Extracted information:
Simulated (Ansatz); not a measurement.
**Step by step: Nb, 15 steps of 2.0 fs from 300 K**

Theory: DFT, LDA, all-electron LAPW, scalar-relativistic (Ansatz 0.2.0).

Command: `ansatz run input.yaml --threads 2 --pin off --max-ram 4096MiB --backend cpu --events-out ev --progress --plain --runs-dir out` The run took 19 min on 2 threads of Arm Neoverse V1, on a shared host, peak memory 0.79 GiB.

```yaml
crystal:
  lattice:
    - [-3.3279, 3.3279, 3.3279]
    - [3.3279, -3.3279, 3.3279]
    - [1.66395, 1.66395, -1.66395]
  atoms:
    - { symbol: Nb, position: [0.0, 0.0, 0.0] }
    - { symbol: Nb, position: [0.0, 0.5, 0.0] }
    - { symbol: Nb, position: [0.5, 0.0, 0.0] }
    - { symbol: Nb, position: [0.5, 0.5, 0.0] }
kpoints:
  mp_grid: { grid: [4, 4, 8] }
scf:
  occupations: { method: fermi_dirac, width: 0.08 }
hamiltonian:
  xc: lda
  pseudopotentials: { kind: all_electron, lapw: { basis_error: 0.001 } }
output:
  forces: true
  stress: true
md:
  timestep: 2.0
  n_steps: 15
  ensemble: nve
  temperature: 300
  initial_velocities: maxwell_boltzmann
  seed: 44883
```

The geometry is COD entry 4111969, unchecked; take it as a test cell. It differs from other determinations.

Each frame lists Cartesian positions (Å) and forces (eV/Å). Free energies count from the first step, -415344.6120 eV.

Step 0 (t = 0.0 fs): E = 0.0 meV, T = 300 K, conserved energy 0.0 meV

Work order: Every entry above must be copied exactly.

Worked solution:
Simulated (Ansatz); not a measurement.
**Step by step: Nb, 15 steps of 2.0 fs from 300 K**

Theory: DFT, LDA, all-electron LAPW, scalar-relativistic (Ansatz 0.2.0).

Command: `ansatz run input.yaml --threads 2 --pin off --max-ram 4096MiB --backend cpu --events-out ev --progress --plain --runs-dir out` The run took 19 min on 2 threads of Arm Neoverse V1, on a shared host, peak memory 0.79 GiB.

```yaml
crystal:
  lattice:
    - [-3.3279, 3.3279, 3.3279]
    - [3.3279, -3.3279, 3.3279]
    - [1.66395, 1.66395, -1.66395]
  atoms:
    - { symbol: Nb, position: [0.0, 0.0, 0.0] }
    - { symbol: Nb, position: [0.0, 0.5, 0.0] }
    - { symbol: Nb, position: [0.5, 0.0, 0.0] }
    - { symbol: Nb, position: [0.5, 0.5, 0.0] }
kpoints:
  mp_grid: { grid: [4, 4, 8] }
scf:
  occupations: { method: fermi_dirac, width: 0.08 }
hamiltonian:
  xc: lda
  pseudopotentials: { kind: all_electron, lapw: { basis_error: 0.001 } }
output:
  forces: true
  stress: true
md:
  timestep: 2.0
  n_steps: 15
  ensemble: nve
  temperature: 300
  initial_velocities: maxwell_boltzmann
  seed: 44883
```

The geometry is COD entry 4111969, unchecked; take it as a test cell. It differs from other determinations.

Each frame lists Cartesian positions (Å) and forces (eV/Å). Free energies count from the first step, -415344.6120 eV.

Step 0 (t = 0.0 fs): E = 0.0 meV, T = 300 K, conserved energy 0.0 meV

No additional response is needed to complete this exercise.